- _WORK INSTRUCTION_:
Counting the line with "How good a tunnel" as the last one, copy out the lines of the data exactly from the first onward.

- _PROVIDED RECORDS_:
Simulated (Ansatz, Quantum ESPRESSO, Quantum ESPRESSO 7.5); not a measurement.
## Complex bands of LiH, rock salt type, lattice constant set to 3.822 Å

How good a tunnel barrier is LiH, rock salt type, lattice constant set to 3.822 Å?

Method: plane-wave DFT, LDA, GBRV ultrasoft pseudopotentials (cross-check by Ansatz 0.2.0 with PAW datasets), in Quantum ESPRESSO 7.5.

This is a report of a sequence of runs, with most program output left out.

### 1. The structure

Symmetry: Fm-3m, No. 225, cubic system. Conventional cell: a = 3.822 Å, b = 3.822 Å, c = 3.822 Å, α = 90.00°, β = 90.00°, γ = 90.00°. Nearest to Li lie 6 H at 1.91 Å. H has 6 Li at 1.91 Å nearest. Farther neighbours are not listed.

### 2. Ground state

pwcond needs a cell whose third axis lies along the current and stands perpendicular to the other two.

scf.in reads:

- _RESULT_:
Simulated (Ansatz, Quantum ESPRESSO, Quantum ESPRESSO 7.5); not a measurement.
## Complex bands of LiH, rock salt type, lattice constant set to 3.822 Å

How good a tunnel barrier is LiH, rock salt type, lattice constant set to 3.822 Å?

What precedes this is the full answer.